- - -
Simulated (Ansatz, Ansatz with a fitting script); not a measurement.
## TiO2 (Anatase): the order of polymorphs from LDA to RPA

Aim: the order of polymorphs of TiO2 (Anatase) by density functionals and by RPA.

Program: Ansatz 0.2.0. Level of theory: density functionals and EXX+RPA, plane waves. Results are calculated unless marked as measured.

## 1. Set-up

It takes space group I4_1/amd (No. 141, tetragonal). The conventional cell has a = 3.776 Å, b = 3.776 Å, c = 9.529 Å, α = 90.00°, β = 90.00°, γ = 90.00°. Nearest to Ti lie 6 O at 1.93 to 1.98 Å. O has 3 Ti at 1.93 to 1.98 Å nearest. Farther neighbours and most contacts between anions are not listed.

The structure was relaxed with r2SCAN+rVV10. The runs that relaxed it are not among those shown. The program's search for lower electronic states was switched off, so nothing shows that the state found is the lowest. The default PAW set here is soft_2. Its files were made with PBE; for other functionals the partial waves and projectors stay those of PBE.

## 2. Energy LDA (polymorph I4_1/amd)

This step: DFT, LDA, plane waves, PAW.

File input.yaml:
- - -

_ASSIGNED TASK_.
Could you reproduce every record above exactly as it appears?

_RESPONSE AREA_.
Simulated (Ansatz, Ansatz with a fitting script); not a measurement.
## TiO2 (Anatase): the order of polymorphs from LDA to RPA

Aim: the order of polymorphs of TiO2 (Anatase) by density functionals and by RPA.

Program: Ansatz 0.2.0. Level of theory: density functionals and EXX+RPA, plane waves. Results are calculated unless marked as measured.

## 1. Set-up

It takes space group I4_1/amd (No. 141, tetragonal). The conventional cell has a = 3.776 Å, b = 3.776 Å, c = 9.529 Å, α = 90.00°, β = 90.00°, γ = 90.00°. Nearest to Ti lie 6 O at 1.93 to 1.98 Å. O has 3 Ti at 1.93 to 1.98 Å nearest. Farther neighbours and most contacts between anions are not listed.

The structure was relaxed with r2SCAN+rVV10. The runs that relaxed it are not among those shown. The program's search for lower electronic states was switched off, so nothing shows that the state found is the lowest. The default PAW set here is soft_2. Its files were made with PBE; for other functionals the partial waves and projectors stay those of PBE.

## 2. Energy LDA (polymorph I4_1/amd)

This step: DFT, LDA, plane waves, PAW.

File input.yaml:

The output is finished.